Task item: Copy exactly, please, each line of the data below until the line that contains "Calculated at this" has been copied, beginning at the top.

——————————
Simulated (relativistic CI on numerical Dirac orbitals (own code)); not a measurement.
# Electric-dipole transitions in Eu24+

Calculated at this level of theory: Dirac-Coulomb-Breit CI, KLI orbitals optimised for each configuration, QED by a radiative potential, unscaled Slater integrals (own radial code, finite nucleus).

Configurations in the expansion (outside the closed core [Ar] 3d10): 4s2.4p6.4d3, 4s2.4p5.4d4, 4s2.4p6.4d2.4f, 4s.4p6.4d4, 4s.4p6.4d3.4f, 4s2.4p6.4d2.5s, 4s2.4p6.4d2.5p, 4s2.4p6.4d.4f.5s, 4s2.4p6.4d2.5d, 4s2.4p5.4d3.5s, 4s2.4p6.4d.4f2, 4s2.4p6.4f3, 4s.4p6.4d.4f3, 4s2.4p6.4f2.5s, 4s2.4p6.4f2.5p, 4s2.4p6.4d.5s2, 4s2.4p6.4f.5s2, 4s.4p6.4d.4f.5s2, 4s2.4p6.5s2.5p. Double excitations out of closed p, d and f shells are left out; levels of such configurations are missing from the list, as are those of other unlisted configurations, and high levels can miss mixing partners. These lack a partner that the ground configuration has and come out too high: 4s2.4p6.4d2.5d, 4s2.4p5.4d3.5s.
——————————

Written reply:
Simulated (relativistic CI on numerical Dirac orbitals (own code)); not a measurement.
# Electric-dipole transitions in Eu24+

Calculated at this level of theory: Dirac-Coulomb-Breit CI, KLI orbitals optimised for each configuration, QED by a radiative potential, unscaled Slater integrals (own radial code, finite nucleus).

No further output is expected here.